BEGIN
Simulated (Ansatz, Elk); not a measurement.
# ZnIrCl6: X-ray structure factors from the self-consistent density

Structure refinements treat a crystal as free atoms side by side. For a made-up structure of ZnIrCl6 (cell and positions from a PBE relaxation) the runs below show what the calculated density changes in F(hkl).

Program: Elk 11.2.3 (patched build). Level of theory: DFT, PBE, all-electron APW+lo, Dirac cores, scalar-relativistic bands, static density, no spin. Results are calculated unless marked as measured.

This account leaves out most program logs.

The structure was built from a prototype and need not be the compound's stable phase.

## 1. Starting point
END

**REQUIREMENT**
Could you repeat the listing above, exactly as it is shown?

**EXERCISE ANSWER**
Simulated (Ansatz, Elk); not a measurement.
# ZnIrCl6: X-ray structure factors from the self-consistent density

Structure refinements treat a crystal as free atoms side by side. For a made-up structure of ZnIrCl6 (cell and positions from a PBE relaxation) the runs below show what the calculated density changes in F(hkl).

Program: Elk 11.2.3 (patched build). Level of theory: DFT, PBE, all-electron APW+lo, Dirac cores, scalar-relativistic bands, static density, no spin. Results are calculated unless marked as measured.

This account leaves out most program logs.

The structure was built from a prototype and need not be the compound's stable phase.

## 1. Starting point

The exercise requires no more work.